━━━━━━━━

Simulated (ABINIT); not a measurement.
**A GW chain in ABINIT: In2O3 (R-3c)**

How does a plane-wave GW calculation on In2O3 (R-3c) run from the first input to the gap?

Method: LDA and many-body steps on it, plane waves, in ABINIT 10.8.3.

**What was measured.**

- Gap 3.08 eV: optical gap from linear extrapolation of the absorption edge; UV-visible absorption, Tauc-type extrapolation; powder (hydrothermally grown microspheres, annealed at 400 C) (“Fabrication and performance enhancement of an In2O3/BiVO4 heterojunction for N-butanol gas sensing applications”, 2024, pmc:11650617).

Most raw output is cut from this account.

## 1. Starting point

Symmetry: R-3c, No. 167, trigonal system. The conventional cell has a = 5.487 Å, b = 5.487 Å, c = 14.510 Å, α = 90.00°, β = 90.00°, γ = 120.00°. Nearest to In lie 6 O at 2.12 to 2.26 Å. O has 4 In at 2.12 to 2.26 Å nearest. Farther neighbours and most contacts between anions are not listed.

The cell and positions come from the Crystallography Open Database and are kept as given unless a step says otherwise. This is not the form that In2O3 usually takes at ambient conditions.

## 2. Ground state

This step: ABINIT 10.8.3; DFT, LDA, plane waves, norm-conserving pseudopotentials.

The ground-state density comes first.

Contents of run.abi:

━━━━━━━━

- [BRIEF] Your answer should be every entry above, repeated exactly.

- [TASK SOLUTION]
Simulated (ABINIT); not a measurement.
**A GW chain in ABINIT: In2O3 (R-3c)**

How does a plane-wave GW calculation on In2O3 (R-3c) run from the first input to the gap?

Method: LDA and many-body steps on it, plane waves, in ABINIT 10.8.3.

**What was measured.**

- Gap 3.08 eV: optical gap from linear extrapolation of the absorption edge; UV-visible absorption, Tauc-type extrapolation; powder (hydrothermally grown microspheres, annealed at 400 C) (“Fabrication and performance enhancement of an In2O3/BiVO4 heterojunction for N-butanol gas sensing applications”, 2024, pmc:11650617).

Most raw output is cut from this account.

## 1. Starting point

Symmetry: R-3c, No. 167, trigonal system. The conventional cell has a = 5.487 Å, b = 5.487 Å, c = 14.510 Å, α = 90.00°, β = 90.00°, γ = 120.00°. Nearest to In lie 6 O at 2.12 to 2.26 Å. O has 4 In at 2.12 to 2.26 Å nearest. Farther neighbours and most contacts between anions are not listed.

The cell and positions come from the Crystallography Open Database and are kept as given unless a step says otherwise. This is not the form that In2O3 usually takes at ambient conditions.

## 2. Ground state

This step: ABINIT 10.8.3; DFT, LDA, plane waves, norm-conserving pseudopotentials.

The ground-state density comes first.

Contents of run.abi:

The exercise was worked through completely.